# DATA RECORDS
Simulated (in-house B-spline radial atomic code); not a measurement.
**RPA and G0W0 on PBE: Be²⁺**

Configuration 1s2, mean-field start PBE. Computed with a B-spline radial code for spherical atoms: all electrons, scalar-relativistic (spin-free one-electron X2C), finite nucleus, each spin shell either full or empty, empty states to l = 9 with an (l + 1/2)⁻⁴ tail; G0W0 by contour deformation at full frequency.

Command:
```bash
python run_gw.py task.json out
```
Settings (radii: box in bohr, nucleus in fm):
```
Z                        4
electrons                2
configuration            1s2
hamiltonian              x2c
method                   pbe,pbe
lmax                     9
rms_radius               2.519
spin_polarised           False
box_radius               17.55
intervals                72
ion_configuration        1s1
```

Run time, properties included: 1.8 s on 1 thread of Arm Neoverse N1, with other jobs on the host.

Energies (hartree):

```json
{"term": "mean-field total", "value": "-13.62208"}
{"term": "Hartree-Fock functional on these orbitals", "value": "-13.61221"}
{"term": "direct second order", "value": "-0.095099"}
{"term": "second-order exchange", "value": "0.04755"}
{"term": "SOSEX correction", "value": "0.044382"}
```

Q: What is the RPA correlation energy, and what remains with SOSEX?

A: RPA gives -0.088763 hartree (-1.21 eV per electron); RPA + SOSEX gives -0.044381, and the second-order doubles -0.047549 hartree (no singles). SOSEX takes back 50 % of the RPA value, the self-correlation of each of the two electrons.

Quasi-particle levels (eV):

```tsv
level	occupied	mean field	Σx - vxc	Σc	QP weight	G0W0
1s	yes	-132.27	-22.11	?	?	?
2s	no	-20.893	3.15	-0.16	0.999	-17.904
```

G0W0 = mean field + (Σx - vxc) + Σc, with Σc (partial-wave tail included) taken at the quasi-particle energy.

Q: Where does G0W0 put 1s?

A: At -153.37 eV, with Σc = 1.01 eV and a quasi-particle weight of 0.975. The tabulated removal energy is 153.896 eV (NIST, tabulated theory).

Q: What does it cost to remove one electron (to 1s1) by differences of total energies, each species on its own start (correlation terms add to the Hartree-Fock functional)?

# ASSIGNMENT
Transcribe, please, every line from the first line of the listing above through the line with "on PBE: Be²⁺**". Keep both ends and nothing else.

# SOLUTION
Simulated (in-house B-spline radial atomic code); not a measurement.
**RPA and G0W0 on PBE: Be²⁺**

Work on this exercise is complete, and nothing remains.